AVAILABLE DATA →
=-=-=-=-=
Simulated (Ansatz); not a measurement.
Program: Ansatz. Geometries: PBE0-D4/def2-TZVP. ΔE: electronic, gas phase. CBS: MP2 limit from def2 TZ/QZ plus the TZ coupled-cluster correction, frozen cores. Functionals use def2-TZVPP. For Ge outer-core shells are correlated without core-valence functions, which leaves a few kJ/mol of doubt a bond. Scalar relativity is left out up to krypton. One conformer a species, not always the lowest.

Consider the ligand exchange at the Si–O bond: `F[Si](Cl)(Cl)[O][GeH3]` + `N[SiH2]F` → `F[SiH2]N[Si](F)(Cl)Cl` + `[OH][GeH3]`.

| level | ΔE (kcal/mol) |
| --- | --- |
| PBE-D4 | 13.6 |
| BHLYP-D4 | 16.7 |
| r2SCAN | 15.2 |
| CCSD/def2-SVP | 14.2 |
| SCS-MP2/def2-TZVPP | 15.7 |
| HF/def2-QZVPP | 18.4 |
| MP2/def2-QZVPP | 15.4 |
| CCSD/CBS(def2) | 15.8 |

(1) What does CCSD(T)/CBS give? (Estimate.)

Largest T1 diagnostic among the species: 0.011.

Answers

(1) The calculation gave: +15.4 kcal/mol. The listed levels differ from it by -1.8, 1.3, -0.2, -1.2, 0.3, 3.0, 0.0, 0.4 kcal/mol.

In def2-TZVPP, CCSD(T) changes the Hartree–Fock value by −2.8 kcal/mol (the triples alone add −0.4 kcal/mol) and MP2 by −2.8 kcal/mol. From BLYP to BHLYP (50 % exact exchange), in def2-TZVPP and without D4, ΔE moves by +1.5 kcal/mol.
=-=-=-=-=

Taking the entries above, please repeat each one exactly.

WRITTEN RESPONSE →
Simulated (Ansatz); not a measurement.
Program: Ansatz. Geometries: PBE0-D4/def2-TZVP. ΔE: electronic, gas phase. CBS: MP2 limit from def2 TZ/QZ plus the TZ coupled-cluster correction, frozen cores. Functionals use def2-TZVPP. For Ge outer-core shells are correlated without core-valence functions, which leaves a few kJ/mol of doubt a bond. Scalar relativity is left out up to krypton. One conformer a species, not always the lowest.

Consider the ligand exchange at the Si–O bond: `F[Si](Cl)(Cl)[O][GeH3]` + `N[SiH2]F` → `F[SiH2]N[Si](F)(Cl)Cl` + `[OH][GeH3]`.

| level | ΔE (kcal/mol) |
| --- | --- |
| PBE-D4 | 13.6 |
| BHLYP-D4 | 16.7 |
| r2SCAN | 15.2 |
| CCSD/def2-SVP | 14.2 |
| SCS-MP2/def2-TZVPP | 15.7 |
| HF/def2-QZVPP | 18.4 |
| MP2/def2-QZVPP | 15.4 |
| CCSD/CBS(def2) | 15.8 |

(1) What does CCSD(T)/CBS give? (Estimate.)

Largest T1 diagnostic among the species: 0.011.

Answers

(1) The calculation gave: +15.4 kcal/mol. The listed levels differ from it by -1.8, 1.3, -0.2, -1.2, 0.3, 3.0, 0.0, 0.4 kcal/mol.

In def2-TZVPP, CCSD(T) changes the Hartree–Fock value by −2.8 kcal/mol (the triples alone add −0.4 kcal/mol) and MP2 by −2.8 kcal/mol. From BLYP to BHLYP (50 % exact exchange), in def2-TZVPP and without D4, ΔE moves by +1.5 kcal/mol.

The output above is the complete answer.